─── Source data

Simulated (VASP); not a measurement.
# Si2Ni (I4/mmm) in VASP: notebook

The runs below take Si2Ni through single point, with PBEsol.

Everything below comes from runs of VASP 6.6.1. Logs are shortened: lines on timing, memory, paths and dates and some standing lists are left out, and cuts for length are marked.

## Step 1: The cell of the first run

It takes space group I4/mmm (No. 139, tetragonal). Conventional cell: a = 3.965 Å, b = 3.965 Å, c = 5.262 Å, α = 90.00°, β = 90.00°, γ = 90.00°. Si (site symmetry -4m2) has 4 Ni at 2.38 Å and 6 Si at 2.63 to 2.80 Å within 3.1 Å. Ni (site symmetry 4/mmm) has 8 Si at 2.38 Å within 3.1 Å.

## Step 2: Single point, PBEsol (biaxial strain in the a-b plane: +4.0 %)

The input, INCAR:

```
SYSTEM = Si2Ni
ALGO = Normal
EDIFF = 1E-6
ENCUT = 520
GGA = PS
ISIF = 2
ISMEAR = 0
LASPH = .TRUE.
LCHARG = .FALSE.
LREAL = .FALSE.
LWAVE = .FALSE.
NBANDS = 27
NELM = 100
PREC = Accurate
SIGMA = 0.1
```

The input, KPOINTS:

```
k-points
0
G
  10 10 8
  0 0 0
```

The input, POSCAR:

──────

Your response must repeat the entries above exactly, in full.

Simulated (VASP); not a measurement.
# Si2Ni (I4/mmm) in VASP: notebook

The runs below take Si2Ni through single point, with PBEsol.

Everything below comes from runs of VASP 6.6.1. Logs are shortened: lines on timing, memory, paths and dates and some standing lists are left out, and cuts for length are marked.

## Step 1: The cell of the first run

It takes space group I4/mmm (No. 139, tetragonal). Conventional cell: a = 3.965 Å, b = 3.965 Å, c = 5.262 Å, α = 90.00°, β = 90.00°, γ = 90.00°. Si (site symmetry -4m2) has 4 Ni at 2.38 Å and 6 Si at 2.63 to 2.80 Å within 3.1 Å. Ni (site symmetry 4/mmm) has 8 Si at 2.38 Å within 3.1 Å.

## Step 2: Single point, PBEsol (biaxial strain in the a-b plane: +4.0 %)

The input, INCAR:

```
SYSTEM = Si2Ni
ALGO = Normal
EDIFF = 1E-6
ENCUT = 520
GGA = PS
ISIF = 2
ISMEAR = 0
LASPH = .TRUE.
LCHARG = .FALSE.
LREAL = .FALSE.
LWAVE = .FALSE.
NBANDS = 27
NELM = 100
PREC = Accurate
SIGMA = 0.1
```

The input, KPOINTS:

```
k-points
0
G
  10 10 8
  0 0 0
```

The input, POSCAR:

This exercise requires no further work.